## AVAILABLE DATA
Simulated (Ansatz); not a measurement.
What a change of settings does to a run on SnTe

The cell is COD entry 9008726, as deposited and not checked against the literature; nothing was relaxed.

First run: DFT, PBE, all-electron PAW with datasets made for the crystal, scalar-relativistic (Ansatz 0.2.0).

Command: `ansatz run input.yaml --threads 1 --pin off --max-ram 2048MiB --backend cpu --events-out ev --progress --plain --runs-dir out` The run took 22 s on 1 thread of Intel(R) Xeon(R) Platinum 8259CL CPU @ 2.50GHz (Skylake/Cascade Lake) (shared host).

## ACTION ITEM
Exactly as they appear above, set down all of the records once more.

## EXERCISE RESULT
Simulated (Ansatz); not a measurement.
What a change of settings does to a run on SnTe

The cell is COD entry 9008726, as deposited and not checked against the literature; nothing was relaxed.

First run: DFT, PBE, all-electron PAW with datasets made for the crystal, scalar-relativistic (Ansatz 0.2.0).

Command: `ansatz run input.yaml --threads 1 --pin off --max-ram 2048MiB --backend cpu --events-out ev --progress --plain --runs-dir out` The run took 22 s on 1 thread of Intel(R) Xeon(R) Platinum 8259CL CPU @ 2.50GHz (Skylake/Cascade Lake) (shared host).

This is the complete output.